•••••
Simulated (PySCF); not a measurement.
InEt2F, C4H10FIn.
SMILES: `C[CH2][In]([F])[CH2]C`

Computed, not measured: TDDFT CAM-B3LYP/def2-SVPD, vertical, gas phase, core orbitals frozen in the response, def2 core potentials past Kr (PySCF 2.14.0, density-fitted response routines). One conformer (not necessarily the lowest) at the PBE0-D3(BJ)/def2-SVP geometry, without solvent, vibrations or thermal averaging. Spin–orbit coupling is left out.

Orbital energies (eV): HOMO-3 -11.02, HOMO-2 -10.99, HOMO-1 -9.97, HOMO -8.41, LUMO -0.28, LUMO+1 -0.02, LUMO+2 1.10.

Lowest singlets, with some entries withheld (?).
•••••

**WORK INSTRUCTION:**
Retype, exactly and with nothing added, the lines of the material above from the first through the one that contains "Orbital energies (eV): HOMO-3".

**WORKED SOLUTION:**
Simulated (PySCF); not a measurement.
InEt2F, C4H10FIn.
SMILES: `C[CH2][In]([F])[CH2]C`

Computed, not measured: TDDFT CAM-B3LYP/def2-SVPD, vertical, gas phase, core orbitals frozen in the response, def2 core potentials past Kr (PySCF 2.14.0, density-fitted response routines). One conformer (not necessarily the lowest) at the PBE0-D3(BJ)/def2-SVP geometry, without solvent, vibrations or thermal averaging. Spin–orbit coupling is left out.

Orbital energies (eV): HOMO-3 -11.02, HOMO-2 -10.99, HOMO-1 -9.97, HOMO -8.41, LUMO -0.28, LUMO+1 -0.02, LUMO+2 1.10.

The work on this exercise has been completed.